▶ _EXERCISE_
Among the entries that follow, the required portion opens with the line containing "HOMO→LUMO+1 100 % |" and closes with the line containing "HOMO→LUMO+5 98 % |". Give that portion again exactly, and nothing else.

PROVIDED RECORDS START
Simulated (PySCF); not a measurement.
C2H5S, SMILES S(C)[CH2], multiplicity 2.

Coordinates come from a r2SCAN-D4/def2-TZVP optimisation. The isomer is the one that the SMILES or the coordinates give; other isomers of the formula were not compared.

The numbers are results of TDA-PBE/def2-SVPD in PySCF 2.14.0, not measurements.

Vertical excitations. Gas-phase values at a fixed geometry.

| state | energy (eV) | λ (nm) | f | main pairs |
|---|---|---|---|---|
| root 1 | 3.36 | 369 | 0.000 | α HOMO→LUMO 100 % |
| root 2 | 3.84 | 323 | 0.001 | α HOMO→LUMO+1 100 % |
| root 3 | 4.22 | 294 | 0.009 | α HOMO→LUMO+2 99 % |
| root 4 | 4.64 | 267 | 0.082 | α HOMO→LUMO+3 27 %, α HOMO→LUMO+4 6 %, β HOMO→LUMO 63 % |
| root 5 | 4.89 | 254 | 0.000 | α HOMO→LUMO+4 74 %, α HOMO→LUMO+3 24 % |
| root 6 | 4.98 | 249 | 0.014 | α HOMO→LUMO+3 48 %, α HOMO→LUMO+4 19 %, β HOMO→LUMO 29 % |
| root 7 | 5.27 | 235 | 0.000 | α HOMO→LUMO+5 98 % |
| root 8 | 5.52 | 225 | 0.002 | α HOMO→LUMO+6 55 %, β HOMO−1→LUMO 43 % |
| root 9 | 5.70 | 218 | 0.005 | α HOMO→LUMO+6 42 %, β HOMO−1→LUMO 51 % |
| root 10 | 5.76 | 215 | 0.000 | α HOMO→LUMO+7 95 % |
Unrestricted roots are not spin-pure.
PROVIDED RECORDS END

▶ _PROBLEM SOLUTION_
| root 2 | 3.84 | 323 | 0.001 | α HOMO→LUMO+1 100 % |
| root 3 | 4.22 | 294 | 0.009 | α HOMO→LUMO+2 99 % |
| root 4 | 4.64 | 267 | 0.082 | α HOMO→LUMO+3 27 %, α HOMO→LUMO+4 6 %, β HOMO→LUMO 63 % |
| root 5 | 4.89 | 254 | 0.000 | α HOMO→LUMO+4 74 %, α HOMO→LUMO+3 24 % |
| root 6 | 4.98 | 249 | 0.014 | α HOMO→LUMO+3 48 %, α HOMO→LUMO+4 19 %, β HOMO→LUMO 29 % |
| root 7 | 5.27 | 235 | 0.000 | α HOMO→LUMO+5 98 % |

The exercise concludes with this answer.